━━━ Records provided

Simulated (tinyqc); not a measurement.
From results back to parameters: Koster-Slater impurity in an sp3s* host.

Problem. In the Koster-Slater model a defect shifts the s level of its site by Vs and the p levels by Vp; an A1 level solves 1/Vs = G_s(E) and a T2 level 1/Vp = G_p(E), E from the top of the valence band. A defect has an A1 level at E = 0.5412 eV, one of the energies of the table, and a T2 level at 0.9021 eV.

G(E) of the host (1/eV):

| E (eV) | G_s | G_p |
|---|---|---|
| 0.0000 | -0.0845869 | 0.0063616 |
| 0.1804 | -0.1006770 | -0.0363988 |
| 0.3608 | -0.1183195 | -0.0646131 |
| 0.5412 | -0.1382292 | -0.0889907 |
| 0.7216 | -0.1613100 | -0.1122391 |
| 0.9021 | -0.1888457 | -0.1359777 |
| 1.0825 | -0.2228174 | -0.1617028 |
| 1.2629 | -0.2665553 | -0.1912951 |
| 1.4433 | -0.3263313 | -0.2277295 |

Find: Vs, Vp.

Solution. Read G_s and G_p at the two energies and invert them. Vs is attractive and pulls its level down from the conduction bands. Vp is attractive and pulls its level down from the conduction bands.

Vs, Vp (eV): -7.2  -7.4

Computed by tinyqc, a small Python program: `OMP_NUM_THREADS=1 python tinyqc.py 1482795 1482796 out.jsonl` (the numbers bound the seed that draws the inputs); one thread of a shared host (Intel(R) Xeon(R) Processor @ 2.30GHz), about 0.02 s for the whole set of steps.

━━━━━━

## Work item
The lines to copy run from the start of the records above through the line holding "Vs, Vp (eV): -7.2"; give them exactly, both ends included, and nothing else.

## Exercise answer
Simulated (tinyqc); not a measurement.
From results back to parameters: Koster-Slater impurity in an sp3s* host.

Problem. In the Koster-Slater model a defect shifts the s level of its site by Vs and the p levels by Vp; an A1 level solves 1/Vs = G_s(E) and a T2 level 1/Vp = G_p(E), E from the top of the valence band. A defect has an A1 level at E = 0.5412 eV, one of the energies of the table, and a T2 level at 0.9021 eV.

G(E) of the host (1/eV):

| E (eV) | G_s | G_p |
|---|---|---|
| 0.0000 | -0.0845869 | 0.0063616 |
| 0.1804 | -0.1006770 | -0.0363988 |
| 0.3608 | -0.1183195 | -0.0646131 |
| 0.5412 | -0.1382292 | -0.0889907 |
| 0.7216 | -0.1613100 | -0.1122391 |
| 0.9021 | -0.1888457 | -0.1359777 |
| 1.0825 | -0.2228174 | -0.1617028 |
| 1.2629 | -0.2665553 | -0.1912951 |
| 1.4433 | -0.3263313 | -0.2277295 |

Find: Vs, Vp.

Solution. Read G_s and G_p at the two energies and invert them. Vs is attractive and pulls its level down from the conduction bands. Vp is attractive and pulls its level down from the conduction bands.

Vs, Vp (eV): -7.2  -7.4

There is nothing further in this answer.